• _Work order_
In the listing below, find the line holding "1/Å | 5.45 | (c) |" and the line holding "Caveats: spin-orbit coupling". Write out those two lines and all lines between, exactly, and nothing more.

• _Information_
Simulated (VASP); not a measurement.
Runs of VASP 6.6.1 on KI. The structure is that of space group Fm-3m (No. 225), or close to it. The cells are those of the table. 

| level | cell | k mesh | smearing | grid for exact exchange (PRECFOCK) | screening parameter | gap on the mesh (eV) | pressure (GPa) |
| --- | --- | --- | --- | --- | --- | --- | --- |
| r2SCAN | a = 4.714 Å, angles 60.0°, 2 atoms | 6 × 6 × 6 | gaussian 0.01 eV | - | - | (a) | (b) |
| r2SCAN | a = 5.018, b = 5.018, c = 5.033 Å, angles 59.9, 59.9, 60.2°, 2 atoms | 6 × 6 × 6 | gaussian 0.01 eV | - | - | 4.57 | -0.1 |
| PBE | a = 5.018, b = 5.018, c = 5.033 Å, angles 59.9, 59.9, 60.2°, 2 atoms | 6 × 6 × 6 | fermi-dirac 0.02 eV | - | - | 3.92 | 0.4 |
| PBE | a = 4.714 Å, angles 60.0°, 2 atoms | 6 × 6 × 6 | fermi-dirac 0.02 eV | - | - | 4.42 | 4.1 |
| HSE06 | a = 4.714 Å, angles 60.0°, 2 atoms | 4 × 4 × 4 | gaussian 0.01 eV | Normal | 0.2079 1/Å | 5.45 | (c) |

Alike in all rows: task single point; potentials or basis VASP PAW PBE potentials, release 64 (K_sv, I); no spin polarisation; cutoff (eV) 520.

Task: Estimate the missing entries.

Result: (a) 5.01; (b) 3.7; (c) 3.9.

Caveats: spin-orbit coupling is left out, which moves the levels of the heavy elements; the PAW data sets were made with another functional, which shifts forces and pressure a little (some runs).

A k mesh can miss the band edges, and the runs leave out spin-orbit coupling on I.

• _Result_
| HSE06 | a = 4.714 Å, angles 60.0°, 2 atoms | 4 × 4 × 4 | gaussian 0.01 eV | Normal | 0.2079 1/Å | 5.45 | (c) |

Alike in all rows: task single point; potentials or basis VASP PAW PBE potentials, release 64 (K_sv, I); no spin polarisation; cutoff (eV) 520.

Task: Estimate the missing entries.

Result: (a) 5.01; (b) 3.7; (c) 3.9.

Caveats: spin-orbit coupling is left out, which moves the levels of the heavy elements; the PAW data sets were made with another functional, which shifts forces and pressure a little (some runs).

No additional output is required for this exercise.